- _SOURCE DATA_:
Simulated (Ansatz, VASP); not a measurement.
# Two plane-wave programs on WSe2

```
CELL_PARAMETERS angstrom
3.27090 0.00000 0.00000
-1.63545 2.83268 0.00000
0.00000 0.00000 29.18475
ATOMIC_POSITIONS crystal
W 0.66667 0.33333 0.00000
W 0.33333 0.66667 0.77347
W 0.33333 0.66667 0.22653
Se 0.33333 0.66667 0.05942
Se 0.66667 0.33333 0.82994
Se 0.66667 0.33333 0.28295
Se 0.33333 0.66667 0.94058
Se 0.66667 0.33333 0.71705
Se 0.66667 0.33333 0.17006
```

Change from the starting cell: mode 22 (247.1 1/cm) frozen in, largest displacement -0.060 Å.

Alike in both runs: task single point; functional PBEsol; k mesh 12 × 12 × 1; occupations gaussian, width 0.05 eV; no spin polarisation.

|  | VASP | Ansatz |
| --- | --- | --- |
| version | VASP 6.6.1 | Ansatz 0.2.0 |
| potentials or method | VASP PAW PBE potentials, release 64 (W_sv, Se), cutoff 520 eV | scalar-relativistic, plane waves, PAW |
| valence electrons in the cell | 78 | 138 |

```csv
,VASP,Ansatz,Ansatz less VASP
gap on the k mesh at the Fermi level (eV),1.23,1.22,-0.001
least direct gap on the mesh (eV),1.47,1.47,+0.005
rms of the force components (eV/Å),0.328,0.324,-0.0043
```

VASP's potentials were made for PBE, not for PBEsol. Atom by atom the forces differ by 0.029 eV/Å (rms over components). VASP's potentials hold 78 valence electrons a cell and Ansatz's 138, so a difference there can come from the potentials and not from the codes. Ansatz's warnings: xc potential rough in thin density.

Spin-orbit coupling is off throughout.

- _WORK TASK_:
Repeat all of the material above exactly, with no line dropped.

- _TASK RESPONSE_:
Simulated (Ansatz, VASP); not a measurement.
# Two plane-wave programs on WSe2

```
CELL_PARAMETERS angstrom
3.27090 0.00000 0.00000
-1.63545 2.83268 0.00000
0.00000 0.00000 29.18475
ATOMIC_POSITIONS crystal
W 0.66667 0.33333 0.00000
W 0.33333 0.66667 0.77347
W 0.33333 0.66667 0.22653
Se 0.33333 0.66667 0.05942
Se 0.66667 0.33333 0.82994
Se 0.66667 0.33333 0.28295
Se 0.33333 0.66667 0.94058
Se 0.66667 0.33333 0.71705
Se 0.66667 0.33333 0.17006
```

Change from the starting cell: mode 22 (247.1 1/cm) frozen in, largest displacement -0.060 Å.

Alike in both runs: task single point; functional PBEsol; k mesh 12 × 12 × 1; occupations gaussian, width 0.05 eV; no spin polarisation.

|  | VASP | Ansatz |
| --- | --- | --- |
| version | VASP 6.6.1 | Ansatz 0.2.0 |
| potentials or method | VASP PAW PBE potentials, release 64 (W_sv, Se), cutoff 520 eV | scalar-relativistic, plane waves, PAW |
| valence electrons in the cell | 78 | 138 |

```csv
,VASP,Ansatz,Ansatz less VASP
gap on the k mesh at the Fermi level (eV),1.23,1.22,-0.001
least direct gap on the mesh (eV),1.47,1.47,+0.005
rms of the force components (eV/Å),0.328,0.324,-0.0043
```

VASP's potentials were made for PBE, not for PBEsol. Atom by atom the forces differ by 0.029 eV/Å (rms over components). VASP's potentials hold 78 valence electrons a cell and Ansatz's 138, so a difference there can come from the potentials and not from the codes. Ansatz's warnings: xc potential rough in thin density.

Spin-orbit coupling is off throughout.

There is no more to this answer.